--------------------------------------------------
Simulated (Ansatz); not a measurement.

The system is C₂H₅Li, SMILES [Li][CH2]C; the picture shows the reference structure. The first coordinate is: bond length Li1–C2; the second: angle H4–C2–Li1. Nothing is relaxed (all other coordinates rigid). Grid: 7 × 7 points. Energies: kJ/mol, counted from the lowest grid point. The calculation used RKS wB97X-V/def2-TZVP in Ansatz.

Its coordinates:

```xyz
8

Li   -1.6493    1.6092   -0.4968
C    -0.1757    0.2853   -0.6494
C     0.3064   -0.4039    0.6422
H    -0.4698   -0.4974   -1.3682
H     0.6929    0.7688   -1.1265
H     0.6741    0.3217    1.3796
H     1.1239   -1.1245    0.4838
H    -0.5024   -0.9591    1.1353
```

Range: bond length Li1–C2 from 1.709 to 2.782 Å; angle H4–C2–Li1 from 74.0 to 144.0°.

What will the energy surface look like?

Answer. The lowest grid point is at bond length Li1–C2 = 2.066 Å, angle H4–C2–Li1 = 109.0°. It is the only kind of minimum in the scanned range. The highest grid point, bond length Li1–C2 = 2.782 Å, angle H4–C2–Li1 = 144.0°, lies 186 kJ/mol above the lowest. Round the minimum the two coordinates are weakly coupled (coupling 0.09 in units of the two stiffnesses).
--------------------------------------------------

> [WORK ITEM]:
Each record must be output word for word.

> [RESPONSE BOX]:
Simulated (Ansatz); not a measurement.

The system is C₂H₅Li, SMILES [Li][CH2]C; the picture shows the reference structure. The first coordinate is: bond length Li1–C2; the second: angle H4–C2–Li1. Nothing is relaxed (all other coordinates rigid). Grid: 7 × 7 points. Energies: kJ/mol, counted from the lowest grid point. The calculation used RKS wB97X-V/def2-TZVP in Ansatz.

Its coordinates:

```xyz
8

Li   -1.6493    1.6092   -0.4968
C    -0.1757    0.2853   -0.6494
C     0.3064   -0.4039    0.6422
H    -0.4698   -0.4974   -1.3682
H     0.6929    0.7688   -1.1265
H     0.6741    0.3217    1.3796
H     1.1239   -1.1245    0.4838
H    -0.5024   -0.9591    1.1353
```

Range: bond length Li1–C2 from 1.709 to 2.782 Å; angle H4–C2–Li1 from 74.0 to 144.0°.

What will the energy surface look like?

Answer. The lowest grid point is at bond length Li1–C2 = 2.066 Å, angle H4–C2–Li1 = 109.0°. It is the only kind of minimum in the scanned range. The highest grid point, bond length Li1–C2 = 2.782 Å, angle H4–C2–Li1 = 144.0°, lies 186 kJ/mol above the lowest. Round the minimum the two coordinates are weakly coupled (coupling 0.09 in units of the two stiffnesses).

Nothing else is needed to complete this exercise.